ASSIGNMENT:
The answer must restate every entry exactly as it appears.

DATA EXTRACTS:
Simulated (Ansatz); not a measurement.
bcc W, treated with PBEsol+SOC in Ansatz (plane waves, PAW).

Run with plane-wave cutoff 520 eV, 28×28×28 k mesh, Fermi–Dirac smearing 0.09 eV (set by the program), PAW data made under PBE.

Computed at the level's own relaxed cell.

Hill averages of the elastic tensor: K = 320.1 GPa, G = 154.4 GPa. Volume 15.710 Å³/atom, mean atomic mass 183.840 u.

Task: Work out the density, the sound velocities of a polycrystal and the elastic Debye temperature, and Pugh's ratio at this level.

WRITTEN ANSWER:
Simulated (Ansatz); not a measurement.
bcc W, treated with PBEsol+SOC in Ansatz (plane waves, PAW).

Run with plane-wave cutoff 520 eV, 28×28×28 k mesh, Fermi–Dirac smearing 0.09 eV (set by the program), PAW data made under PBE.

Computed at the level's own relaxed cell.

Hill averages of the elastic tensor: K = 320.1 GPa, G = 154.4 GPa. Volume 15.710 Å³/atom, mean atomic mass 183.840 u.

Task: Work out the density, the sound velocities of a polycrystal and the elastic Debye temperature, and Pugh's ratio at this level.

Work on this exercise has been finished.